*Work item*
Return the records that follow, matching each one exactly.

*Material supplied*
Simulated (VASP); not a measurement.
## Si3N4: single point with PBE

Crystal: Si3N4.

*Solution*
Simulated (VASP); not a measurement.
## Si3N4: single point with PBE

Crystal: Si3N4.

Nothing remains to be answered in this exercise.